WORK ORDER: Print every line exactly as it appears in the material below.

INFORMATION SUPPLIED:
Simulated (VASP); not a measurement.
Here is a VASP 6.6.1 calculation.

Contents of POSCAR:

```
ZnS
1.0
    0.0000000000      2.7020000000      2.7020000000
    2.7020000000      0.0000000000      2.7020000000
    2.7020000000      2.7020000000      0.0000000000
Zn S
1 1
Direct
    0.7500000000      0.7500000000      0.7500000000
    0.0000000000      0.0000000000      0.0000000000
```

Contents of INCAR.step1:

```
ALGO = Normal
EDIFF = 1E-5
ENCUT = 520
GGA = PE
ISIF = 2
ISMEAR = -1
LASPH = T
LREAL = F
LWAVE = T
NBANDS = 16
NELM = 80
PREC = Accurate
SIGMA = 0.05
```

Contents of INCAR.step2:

WRITTEN SOLUTION:
Simulated (VASP); not a measurement.
Here is a VASP 6.6.1 calculation.

Contents of POSCAR:

```
ZnS
1.0
    0.0000000000      2.7020000000      2.7020000000
    2.7020000000      0.0000000000      2.7020000000
    2.7020000000      2.7020000000      0.0000000000
Zn S
1 1
Direct
    0.7500000000      0.7500000000      0.7500000000
    0.0000000000      0.0000000000      0.0000000000
```

Contents of INCAR.step1:

```
ALGO = Normal
EDIFF = 1E-5
ENCUT = 520
GGA = PE
ISIF = 2
ISMEAR = -1
LASPH = T
LREAL = F
LWAVE = T
NBANDS = 16
NELM = 80
PREC = Accurate
SIGMA = 0.05
```

Contents of INCAR.step2:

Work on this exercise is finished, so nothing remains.